Work order:
Using the records below, quote only the span that opens with the line containing "single point |" and closes with the line containing "NBANDS = 14 |", exactly and inclusively.

Data excerpts:
======
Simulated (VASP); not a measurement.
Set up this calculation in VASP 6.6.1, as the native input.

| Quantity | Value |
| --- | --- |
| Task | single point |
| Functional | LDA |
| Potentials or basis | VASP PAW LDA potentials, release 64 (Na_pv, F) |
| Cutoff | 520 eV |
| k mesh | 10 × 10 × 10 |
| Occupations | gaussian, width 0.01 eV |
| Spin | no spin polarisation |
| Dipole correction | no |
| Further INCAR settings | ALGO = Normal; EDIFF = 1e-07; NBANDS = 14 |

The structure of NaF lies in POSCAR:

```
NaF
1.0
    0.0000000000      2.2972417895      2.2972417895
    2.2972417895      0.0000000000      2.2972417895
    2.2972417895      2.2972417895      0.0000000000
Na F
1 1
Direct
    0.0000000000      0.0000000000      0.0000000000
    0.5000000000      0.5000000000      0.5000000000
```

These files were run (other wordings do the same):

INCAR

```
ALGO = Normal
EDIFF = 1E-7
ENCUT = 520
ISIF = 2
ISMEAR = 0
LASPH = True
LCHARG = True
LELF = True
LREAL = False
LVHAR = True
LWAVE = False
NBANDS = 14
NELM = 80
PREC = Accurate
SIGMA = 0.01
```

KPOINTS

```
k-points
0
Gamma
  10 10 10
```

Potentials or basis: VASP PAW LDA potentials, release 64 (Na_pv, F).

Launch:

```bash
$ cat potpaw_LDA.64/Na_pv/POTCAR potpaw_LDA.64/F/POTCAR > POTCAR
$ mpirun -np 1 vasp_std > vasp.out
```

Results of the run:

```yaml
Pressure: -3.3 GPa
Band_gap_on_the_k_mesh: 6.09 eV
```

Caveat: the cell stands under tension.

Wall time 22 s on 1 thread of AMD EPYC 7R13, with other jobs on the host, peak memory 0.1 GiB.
======

Your solution:
| Task | single point |
| Functional | LDA |
| Potentials or basis | VASP PAW LDA potentials, release 64 (Na_pv, F) |
| Cutoff | 520 eV |
| k mesh | 10 × 10 × 10 |
| Occupations | gaussian, width 0.01 eV |
| Spin | no spin polarisation |
| Dipole correction | no |
| Further INCAR settings | ALGO = Normal; EDIFF = 1e-07; NBANDS = 14 |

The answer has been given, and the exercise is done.